*Required action*. Could you return the full listing below exactly as it appears?

*Information provided*.
....................
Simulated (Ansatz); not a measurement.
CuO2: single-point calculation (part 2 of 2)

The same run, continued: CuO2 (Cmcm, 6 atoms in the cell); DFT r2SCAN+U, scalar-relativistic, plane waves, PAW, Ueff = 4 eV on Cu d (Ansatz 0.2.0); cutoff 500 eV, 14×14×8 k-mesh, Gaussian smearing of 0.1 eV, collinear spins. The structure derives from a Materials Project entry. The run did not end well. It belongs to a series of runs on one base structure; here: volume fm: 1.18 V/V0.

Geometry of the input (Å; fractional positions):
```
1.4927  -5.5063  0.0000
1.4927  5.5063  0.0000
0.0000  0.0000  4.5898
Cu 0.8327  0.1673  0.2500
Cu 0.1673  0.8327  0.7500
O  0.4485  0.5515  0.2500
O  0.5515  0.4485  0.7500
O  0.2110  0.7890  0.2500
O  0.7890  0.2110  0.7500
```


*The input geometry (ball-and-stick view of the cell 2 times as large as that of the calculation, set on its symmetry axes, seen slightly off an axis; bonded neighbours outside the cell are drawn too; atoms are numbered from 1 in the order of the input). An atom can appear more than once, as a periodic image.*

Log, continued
....................

*Worked solution*.
Simulated (Ansatz); not a measurement.
CuO2: single-point calculation (part 2 of 2)

The same run, continued: CuO2 (Cmcm, 6 atoms in the cell); DFT r2SCAN+U, scalar-relativistic, plane waves, PAW, Ueff = 4 eV on Cu d (Ansatz 0.2.0); cutoff 500 eV, 14×14×8 k-mesh, Gaussian smearing of 0.1 eV, collinear spins. The structure derives from a Materials Project entry. The run did not end well. It belongs to a series of runs on one base structure; here: volume fm: 1.18 V/V0.

Geometry of the input (Å; fractional positions):
```
1.4927  -5.5063  0.0000
1.4927  5.5063  0.0000
0.0000  0.0000  4.5898
Cu 0.8327  0.1673  0.2500
Cu 0.1673  0.8327  0.7500
O  0.4485  0.5515  0.2500
O  0.5515  0.4485  0.7500
O  0.2110  0.7890  0.2500
O  0.7890  0.2110  0.7500
```


*The input geometry (ball-and-stick view of the cell 2 times as large as that of the calculation, set on its symmetry axes, seen slightly off an axis; bonded neighbours outside the cell are drawn too; atoms are numbered from 1 in the order of the input). An atom can appear more than once, as a periodic image.*

Log, continued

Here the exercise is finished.